## [Supplied data]
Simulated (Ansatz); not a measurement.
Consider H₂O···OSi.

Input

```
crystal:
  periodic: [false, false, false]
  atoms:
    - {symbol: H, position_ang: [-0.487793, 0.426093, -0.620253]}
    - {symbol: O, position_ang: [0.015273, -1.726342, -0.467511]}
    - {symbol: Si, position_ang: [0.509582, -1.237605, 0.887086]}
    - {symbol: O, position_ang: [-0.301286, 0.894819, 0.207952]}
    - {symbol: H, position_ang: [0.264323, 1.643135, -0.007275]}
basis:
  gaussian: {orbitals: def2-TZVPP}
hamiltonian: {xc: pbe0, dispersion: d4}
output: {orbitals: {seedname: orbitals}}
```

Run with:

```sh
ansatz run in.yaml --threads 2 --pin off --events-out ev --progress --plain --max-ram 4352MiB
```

## [Work request]
Write down all of the listing exactly.

## [Task response]
Simulated (Ansatz); not a measurement.
Consider H₂O···OSi.

Input

```
crystal:
  periodic: [false, false, false]
  atoms:
    - {symbol: H, position_ang: [-0.487793, 0.426093, -0.620253]}
    - {symbol: O, position_ang: [0.015273, -1.726342, -0.467511]}
    - {symbol: Si, position_ang: [0.509582, -1.237605, 0.887086]}
    - {symbol: O, position_ang: [-0.301286, 0.894819, 0.207952]}
    - {symbol: H, position_ang: [0.264323, 1.643135, -0.007275]}
basis:
  gaussian: {orbitals: def2-TZVPP}
hamiltonian: {xc: pbe0, dispersion: d4}
output: {orbitals: {seedname: orbitals}}
```

Run with:

```sh
ansatz run in.yaml --threads 2 --pin off --events-out ev --progress --plain --max-ram 4352MiB
```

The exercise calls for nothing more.